────────────────────────────────────────
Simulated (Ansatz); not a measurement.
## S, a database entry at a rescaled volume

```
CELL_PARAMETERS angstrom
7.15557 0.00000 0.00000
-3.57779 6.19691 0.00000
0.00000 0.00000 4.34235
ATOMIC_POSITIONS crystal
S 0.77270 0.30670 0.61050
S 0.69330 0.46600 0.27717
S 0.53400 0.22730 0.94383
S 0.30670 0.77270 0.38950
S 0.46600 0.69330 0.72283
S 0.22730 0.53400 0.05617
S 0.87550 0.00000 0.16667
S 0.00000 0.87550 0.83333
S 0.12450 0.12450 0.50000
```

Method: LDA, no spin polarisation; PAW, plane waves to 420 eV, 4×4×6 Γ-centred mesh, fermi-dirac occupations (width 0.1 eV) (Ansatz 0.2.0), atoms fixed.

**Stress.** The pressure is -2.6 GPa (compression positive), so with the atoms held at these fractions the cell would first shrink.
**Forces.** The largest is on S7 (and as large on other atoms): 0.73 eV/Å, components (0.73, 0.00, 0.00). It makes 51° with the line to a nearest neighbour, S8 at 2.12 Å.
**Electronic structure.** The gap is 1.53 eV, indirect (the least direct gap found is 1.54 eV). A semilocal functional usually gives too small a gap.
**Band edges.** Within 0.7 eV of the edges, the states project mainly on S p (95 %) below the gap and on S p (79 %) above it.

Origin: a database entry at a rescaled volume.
────────────────────────────────────────

#### Work order:
Using only the entries above, output the line with "small a gap.", the line with "(79 %) above it.", and all lines between them, exactly as they stand.

#### Response box:
**Electronic structure.** The gap is 1.53 eV, indirect (the least direct gap found is 1.54 eV). A semilocal functional usually gives too small a gap.
**Band edges.** Within 0.7 eV of the edges, the states project mainly on S p (95 %) below the gap and on S p (79 %) above it.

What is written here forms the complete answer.